ACTION ITEM: In the records below, find the line holding "Read the plot: is" and the line holding "Measured: gap 2.64". Set down both, with every line between them, exactly.

### RECORDS SUPPLIED

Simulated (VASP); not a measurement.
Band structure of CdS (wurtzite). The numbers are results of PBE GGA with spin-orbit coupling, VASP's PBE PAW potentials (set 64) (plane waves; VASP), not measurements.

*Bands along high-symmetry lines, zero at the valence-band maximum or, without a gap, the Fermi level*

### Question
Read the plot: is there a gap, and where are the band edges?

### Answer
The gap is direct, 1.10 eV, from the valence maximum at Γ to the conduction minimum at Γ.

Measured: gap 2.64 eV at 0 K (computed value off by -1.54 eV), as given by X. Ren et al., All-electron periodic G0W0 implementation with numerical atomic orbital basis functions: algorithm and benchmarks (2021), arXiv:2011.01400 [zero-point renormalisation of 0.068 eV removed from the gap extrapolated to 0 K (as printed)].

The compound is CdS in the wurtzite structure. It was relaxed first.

######

EXERCISE RESPONSE:
Read the plot: is there a gap, and where are the band edges?

### Answer
The gap is direct, 1.10 eV, from the valence maximum at Γ to the conduction minimum at Γ.

Measured: gap 2.64 eV at 0 K (computed value off by -1.54 eV), as given by X. Ren et al., All-electron periodic G0W0 implementation with numerical atomic orbital basis functions: algorithm and benchmarks (2021), arXiv:2011.01400 [zero-point renormalisation of 0.068 eV removed from the gap extrapolated to 0 K (as printed)].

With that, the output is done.